————————

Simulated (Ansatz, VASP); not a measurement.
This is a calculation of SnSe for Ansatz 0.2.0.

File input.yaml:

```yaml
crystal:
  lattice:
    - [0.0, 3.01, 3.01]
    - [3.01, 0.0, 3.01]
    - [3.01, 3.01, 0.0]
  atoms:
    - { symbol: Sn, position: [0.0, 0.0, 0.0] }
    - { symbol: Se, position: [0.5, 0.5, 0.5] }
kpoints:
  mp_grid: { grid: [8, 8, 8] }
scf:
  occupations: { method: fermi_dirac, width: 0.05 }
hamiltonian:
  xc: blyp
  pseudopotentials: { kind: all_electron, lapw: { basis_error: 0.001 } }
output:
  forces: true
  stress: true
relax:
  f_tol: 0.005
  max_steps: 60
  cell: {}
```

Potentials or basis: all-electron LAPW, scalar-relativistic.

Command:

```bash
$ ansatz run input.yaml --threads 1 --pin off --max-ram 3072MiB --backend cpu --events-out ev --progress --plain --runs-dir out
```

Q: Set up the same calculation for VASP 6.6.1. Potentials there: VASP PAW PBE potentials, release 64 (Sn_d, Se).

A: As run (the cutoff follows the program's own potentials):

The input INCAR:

————————

Exercise -
Reproduce the records exactly as they appear.

Task solution -
Simulated (Ansatz, VASP); not a measurement.
This is a calculation of SnSe for Ansatz 0.2.0.

File input.yaml:

```yaml
crystal:
  lattice:
    - [0.0, 3.01, 3.01]
    - [3.01, 0.0, 3.01]
    - [3.01, 3.01, 0.0]
  atoms:
    - { symbol: Sn, position: [0.0, 0.0, 0.0] }
    - { symbol: Se, position: [0.5, 0.5, 0.5] }
kpoints:
  mp_grid: { grid: [8, 8, 8] }
scf:
  occupations: { method: fermi_dirac, width: 0.05 }
hamiltonian:
  xc: blyp
  pseudopotentials: { kind: all_electron, lapw: { basis_error: 0.001 } }
output:
  forces: true
  stress: true
relax:
  f_tol: 0.005
  max_steps: 60
  cell: {}
```

Potentials or basis: all-electron LAPW, scalar-relativistic.

Command:

```bash
$ ansatz run input.yaml --threads 1 --pin off --max-ram 3072MiB --backend cpu --events-out ev --progress --plain --runs-dir out
```

Q: Set up the same calculation for VASP 6.6.1. Potentials there: VASP PAW PBE potentials, release 64 (Sn_d, Se).

A: As run (the cutoff follows the program's own potentials):

The input INCAR:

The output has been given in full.